**Dataset entries**
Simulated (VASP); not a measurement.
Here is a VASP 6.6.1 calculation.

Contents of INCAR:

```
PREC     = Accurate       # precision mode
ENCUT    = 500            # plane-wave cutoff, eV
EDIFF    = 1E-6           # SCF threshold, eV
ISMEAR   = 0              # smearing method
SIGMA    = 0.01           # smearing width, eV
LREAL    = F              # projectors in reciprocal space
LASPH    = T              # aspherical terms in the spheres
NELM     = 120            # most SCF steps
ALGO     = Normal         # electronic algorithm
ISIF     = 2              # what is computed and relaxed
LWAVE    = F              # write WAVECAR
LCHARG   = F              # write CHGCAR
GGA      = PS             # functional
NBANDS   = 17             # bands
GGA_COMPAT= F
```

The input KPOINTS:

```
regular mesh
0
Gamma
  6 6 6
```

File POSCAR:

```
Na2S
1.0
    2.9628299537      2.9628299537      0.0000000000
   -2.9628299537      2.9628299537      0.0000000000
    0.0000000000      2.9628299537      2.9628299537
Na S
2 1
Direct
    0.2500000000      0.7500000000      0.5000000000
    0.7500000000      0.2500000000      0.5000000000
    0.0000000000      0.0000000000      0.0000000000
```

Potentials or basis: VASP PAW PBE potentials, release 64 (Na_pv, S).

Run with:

**Activity**
Using the material above, quote the first line and each line after it, stopping at and including the line that holds "Potentials or basis: VASP".

**Task output**
Simulated (VASP); not a measurement.
Here is a VASP 6.6.1 calculation.

Contents of INCAR:

```
PREC     = Accurate       # precision mode
ENCUT    = 500            # plane-wave cutoff, eV
EDIFF    = 1E-6           # SCF threshold, eV
ISMEAR   = 0              # smearing method
SIGMA    = 0.01           # smearing width, eV
LREAL    = F              # projectors in reciprocal space
LASPH    = T              # aspherical terms in the spheres
NELM     = 120            # most SCF steps
ALGO     = Normal         # electronic algorithm
ISIF     = 2              # what is computed and relaxed
LWAVE    = F              # write WAVECAR
LCHARG   = F              # write CHGCAR
GGA      = PS             # functional
NBANDS   = 17             # bands
GGA_COMPAT= F
```

The input KPOINTS:

```
regular mesh
0
Gamma
  6 6 6
```

File POSCAR:

```
Na2S
1.0
    2.9628299537      2.9628299537      0.0000000000
   -2.9628299537      2.9628299537      0.0000000000
    0.0000000000      2.9628299537      2.9628299537
Na S
2 1
Direct
    0.2500000000      0.7500000000      0.5000000000
    0.7500000000      0.2500000000      0.5000000000
    0.0000000000      0.0000000000      0.0000000000
```

Potentials or basis: VASP PAW PBE potentials, release 64 (Na_pv, S).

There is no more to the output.